▸ ACTIVITY:
Every line from the one with "Its results: band" to the one with "A: Band gap", including those two, is to be copied exactly; all other lines of the entries below are left out.

== INFORMATION

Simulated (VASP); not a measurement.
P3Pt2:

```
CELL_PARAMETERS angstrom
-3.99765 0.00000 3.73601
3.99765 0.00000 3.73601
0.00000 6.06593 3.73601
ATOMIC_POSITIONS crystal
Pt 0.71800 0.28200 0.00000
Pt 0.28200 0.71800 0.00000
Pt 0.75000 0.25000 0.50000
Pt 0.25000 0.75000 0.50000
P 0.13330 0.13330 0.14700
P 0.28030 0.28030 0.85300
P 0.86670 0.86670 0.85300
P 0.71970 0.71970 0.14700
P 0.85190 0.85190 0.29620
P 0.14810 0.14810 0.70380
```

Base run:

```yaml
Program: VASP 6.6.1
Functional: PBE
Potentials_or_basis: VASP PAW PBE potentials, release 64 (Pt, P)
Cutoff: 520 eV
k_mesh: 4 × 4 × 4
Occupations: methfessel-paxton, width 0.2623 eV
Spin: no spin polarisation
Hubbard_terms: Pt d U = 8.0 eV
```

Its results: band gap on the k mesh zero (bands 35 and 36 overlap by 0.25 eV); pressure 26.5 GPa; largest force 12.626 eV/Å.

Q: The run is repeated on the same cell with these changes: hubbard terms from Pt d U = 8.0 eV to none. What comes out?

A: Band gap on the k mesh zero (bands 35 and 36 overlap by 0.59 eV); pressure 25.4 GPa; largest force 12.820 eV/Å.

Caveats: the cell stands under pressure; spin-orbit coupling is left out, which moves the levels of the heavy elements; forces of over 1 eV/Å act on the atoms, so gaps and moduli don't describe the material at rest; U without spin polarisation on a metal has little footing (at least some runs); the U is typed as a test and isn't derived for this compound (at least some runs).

====

▸ EXERCISE SOLUTION:
Its results: band gap on the k mesh zero (bands 35 and 36 overlap by 0.25 eV); pressure 26.5 GPa; largest force 12.626 eV/Å.

Q: The run is repeated on the same cell with these changes: hubbard terms from Pt d U = 8.0 eV to none. What comes out?

A: Band gap on the k mesh zero (bands 35 and 36 overlap by 0.59 eV); pressure 25.4 GPa; largest force 12.820 eV/Å.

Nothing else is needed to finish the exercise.